**ASSIGNED TASK:** Your answer must repeat the full listing, line for line.

**DATA FOR REVIEW:**
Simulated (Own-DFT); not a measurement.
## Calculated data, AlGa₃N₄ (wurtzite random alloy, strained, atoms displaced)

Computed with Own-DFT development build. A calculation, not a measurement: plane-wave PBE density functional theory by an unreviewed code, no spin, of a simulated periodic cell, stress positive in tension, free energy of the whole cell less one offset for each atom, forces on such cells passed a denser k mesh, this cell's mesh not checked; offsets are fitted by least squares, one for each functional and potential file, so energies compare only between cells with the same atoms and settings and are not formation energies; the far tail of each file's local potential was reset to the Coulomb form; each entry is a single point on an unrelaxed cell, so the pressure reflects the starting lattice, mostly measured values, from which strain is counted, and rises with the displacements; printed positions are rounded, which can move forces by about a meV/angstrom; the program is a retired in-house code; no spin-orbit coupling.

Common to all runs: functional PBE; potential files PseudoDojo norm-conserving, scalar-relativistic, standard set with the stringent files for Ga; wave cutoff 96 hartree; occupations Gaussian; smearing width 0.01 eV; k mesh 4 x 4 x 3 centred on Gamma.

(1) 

**EXERCISE OUTPUT:**
Simulated (Own-DFT); not a measurement.
## Calculated data, AlGa₃N₄ (wurtzite random alloy, strained, atoms displaced)

Computed with Own-DFT development build. A calculation, not a measurement: plane-wave PBE density functional theory by an unreviewed code, no spin, of a simulated periodic cell, stress positive in tension, free energy of the whole cell less one offset for each atom, forces on such cells passed a denser k mesh, this cell's mesh not checked; offsets are fitted by least squares, one for each functional and potential file, so energies compare only between cells with the same atoms and settings and are not formation energies; the far tail of each file's local potential was reset to the Coulomb form; each entry is a single point on an unrelaxed cell, so the pressure reflects the starting lattice, mostly measured values, from which strain is counted, and rises with the displacements; printed positions are rounded, which can move forces by about a meV/angstrom; the program is a retired in-house code; no spin-orbit coupling.

Common to all runs: functional PBE; potential files PseudoDojo norm-conserving, scalar-relativistic, standard set with the stringent files for Ga; wave cutoff 96 hartree; occupations Gaussian; smearing width 0.01 eV; k mesh 4 x 4 x 3 centred on Gamma.

(1) 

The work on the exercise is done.